+++ RAW DATA

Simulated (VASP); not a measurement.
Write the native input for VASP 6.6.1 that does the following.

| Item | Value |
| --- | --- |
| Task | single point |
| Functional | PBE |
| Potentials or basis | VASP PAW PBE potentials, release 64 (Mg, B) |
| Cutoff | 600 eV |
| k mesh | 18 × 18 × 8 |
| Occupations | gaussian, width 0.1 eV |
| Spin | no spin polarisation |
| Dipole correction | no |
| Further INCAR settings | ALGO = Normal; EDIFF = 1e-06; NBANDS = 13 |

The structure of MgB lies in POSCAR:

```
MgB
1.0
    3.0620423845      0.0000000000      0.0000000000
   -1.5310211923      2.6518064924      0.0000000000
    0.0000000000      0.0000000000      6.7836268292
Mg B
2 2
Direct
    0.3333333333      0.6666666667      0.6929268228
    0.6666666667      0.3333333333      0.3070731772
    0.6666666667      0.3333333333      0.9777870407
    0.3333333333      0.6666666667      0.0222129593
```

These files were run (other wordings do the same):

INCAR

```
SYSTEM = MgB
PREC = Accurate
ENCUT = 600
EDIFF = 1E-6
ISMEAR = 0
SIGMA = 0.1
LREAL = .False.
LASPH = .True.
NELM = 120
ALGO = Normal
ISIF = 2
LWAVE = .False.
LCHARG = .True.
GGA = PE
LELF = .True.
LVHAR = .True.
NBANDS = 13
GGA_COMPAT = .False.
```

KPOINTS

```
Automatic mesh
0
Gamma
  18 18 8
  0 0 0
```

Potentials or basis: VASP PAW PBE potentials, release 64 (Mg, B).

++++++

Give again, word for word, the records from their first line to the one with "spin polarisation |", and leave out all else.

*TASK RESULT*
Simulated (VASP); not a measurement.
Write the native input for VASP 6.6.1 that does the following.

| Item | Value |
| --- | --- |
| Task | single point |
| Functional | PBE |
| Potentials or basis | VASP PAW PBE potentials, release 64 (Mg, B) |
| Cutoff | 600 eV |
| k mesh | 18 × 18 × 8 |
| Occupations | gaussian, width 0.1 eV |
| Spin | no spin polarisation |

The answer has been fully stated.